Data: Begin
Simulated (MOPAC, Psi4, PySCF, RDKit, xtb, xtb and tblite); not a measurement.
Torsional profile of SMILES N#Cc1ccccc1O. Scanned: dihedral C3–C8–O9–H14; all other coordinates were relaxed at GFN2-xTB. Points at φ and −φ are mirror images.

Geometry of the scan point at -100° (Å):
Data: End

▸ Assignment
Retype all of the material exactly as it stands above.

▸ Task response
Simulated (MOPAC, Psi4, PySCF, RDKit, xtb, xtb and tblite); not a measurement.
Torsional profile of SMILES N#Cc1ccccc1O. Scanned: dihedral C3–C8–O9–H14; all other coordinates were relaxed at GFN2-xTB. Points at φ and −φ are mirror images.

Geometry of the scan point at -100° (Å):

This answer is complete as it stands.